---- INFORMATION

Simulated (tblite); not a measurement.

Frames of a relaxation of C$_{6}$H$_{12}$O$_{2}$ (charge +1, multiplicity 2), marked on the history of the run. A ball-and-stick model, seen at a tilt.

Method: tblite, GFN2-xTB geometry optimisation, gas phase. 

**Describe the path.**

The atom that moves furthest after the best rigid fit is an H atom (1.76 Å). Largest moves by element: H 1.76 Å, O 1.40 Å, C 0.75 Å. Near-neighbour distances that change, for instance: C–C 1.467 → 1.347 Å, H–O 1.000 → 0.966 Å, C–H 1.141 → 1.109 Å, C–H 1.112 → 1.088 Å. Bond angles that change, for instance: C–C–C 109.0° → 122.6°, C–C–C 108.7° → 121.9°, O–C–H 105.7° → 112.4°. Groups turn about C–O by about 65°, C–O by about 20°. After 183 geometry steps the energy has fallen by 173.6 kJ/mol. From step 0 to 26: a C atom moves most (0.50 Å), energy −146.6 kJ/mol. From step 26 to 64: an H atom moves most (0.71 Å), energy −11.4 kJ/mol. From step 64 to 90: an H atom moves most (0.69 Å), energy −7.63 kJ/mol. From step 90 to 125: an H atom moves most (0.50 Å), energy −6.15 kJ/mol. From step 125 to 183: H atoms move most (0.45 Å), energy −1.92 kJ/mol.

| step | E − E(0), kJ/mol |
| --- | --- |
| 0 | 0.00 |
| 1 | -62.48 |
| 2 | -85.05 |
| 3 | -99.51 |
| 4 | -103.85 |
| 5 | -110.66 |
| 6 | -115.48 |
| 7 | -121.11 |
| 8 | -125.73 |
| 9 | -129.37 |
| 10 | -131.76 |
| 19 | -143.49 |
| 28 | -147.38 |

--------

:: WORK ORDER ::
Without altering a single word, write out the whole listing.

:: WRITTEN RESPONSE ::
Simulated (tblite); not a measurement.

Frames of a relaxation of C$_{6}$H$_{12}$O$_{2}$ (charge +1, multiplicity 2), marked on the history of the run. A ball-and-stick model, seen at a tilt.

Method: tblite, GFN2-xTB geometry optimisation, gas phase. 

**Describe the path.**

The atom that moves furthest after the best rigid fit is an H atom (1.76 Å). Largest moves by element: H 1.76 Å, O 1.40 Å, C 0.75 Å. Near-neighbour distances that change, for instance: C–C 1.467 → 1.347 Å, H–O 1.000 → 0.966 Å, C–H 1.141 → 1.109 Å, C–H 1.112 → 1.088 Å. Bond angles that change, for instance: C–C–C 109.0° → 122.6°, C–C–C 108.7° → 121.9°, O–C–H 105.7° → 112.4°. Groups turn about C–O by about 65°, C–O by about 20°. After 183 geometry steps the energy has fallen by 173.6 kJ/mol. From step 0 to 26: a C atom moves most (0.50 Å), energy −146.6 kJ/mol. From step 26 to 64: an H atom moves most (0.71 Å), energy −11.4 kJ/mol. From step 64 to 90: an H atom moves most (0.69 Å), energy −7.63 kJ/mol. From step 90 to 125: an H atom moves most (0.50 Å), energy −6.15 kJ/mol. From step 125 to 183: H atoms move most (0.45 Å), energy −1.92 kJ/mol.

| step | E − E(0), kJ/mol |
| --- | --- |
| 0 | 0.00 |
| 1 | -62.48 |
| 2 | -85.05 |
| 3 | -99.51 |
| 4 | -103.85 |
| 5 | -110.66 |
| 6 | -115.48 |
| 7 | -121.11 |
| 8 | -125.73 |
| 9 | -129.37 |
| 10 | -131.76 |
| 19 | -143.49 |
| 28 | -147.38 |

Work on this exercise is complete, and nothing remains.